Records supplied:
◆ ◆ ◆
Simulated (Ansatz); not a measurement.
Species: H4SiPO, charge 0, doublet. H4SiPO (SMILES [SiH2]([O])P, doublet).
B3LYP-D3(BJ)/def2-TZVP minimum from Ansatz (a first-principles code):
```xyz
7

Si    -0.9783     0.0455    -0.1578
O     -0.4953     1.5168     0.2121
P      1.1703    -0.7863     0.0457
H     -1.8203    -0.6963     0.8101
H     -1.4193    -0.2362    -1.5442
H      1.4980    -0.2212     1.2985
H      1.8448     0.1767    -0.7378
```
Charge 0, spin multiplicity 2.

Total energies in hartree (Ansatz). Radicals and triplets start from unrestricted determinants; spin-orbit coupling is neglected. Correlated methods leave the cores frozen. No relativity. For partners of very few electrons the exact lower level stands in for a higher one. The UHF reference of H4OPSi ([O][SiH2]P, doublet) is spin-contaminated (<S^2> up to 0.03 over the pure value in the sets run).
◆ ◆ ◆

Work item: Send back exactly the lines of the listing above starting at the one with "Species: H4SiPO, charge" and ending at the one with "Charge 0, spin multiplicity 2.", inclusive, and no others.

Answer area:
Species: H4SiPO, charge 0, doublet. H4SiPO (SMILES [SiH2]([O])P, doublet).
B3LYP-D3(BJ)/def2-TZVP minimum from Ansatz (a first-principles code):
```xyz
7

Si    -0.9783     0.0455    -0.1578
O     -0.4953     1.5168     0.2121
P      1.1703    -0.7863     0.0457
H     -1.8203    -0.6963     0.8101
H     -1.4193    -0.2362    -1.5442
H      1.4980    -0.2212     1.2985
H      1.8448     0.1767    -0.7378
```
Charge 0, spin multiplicity 2.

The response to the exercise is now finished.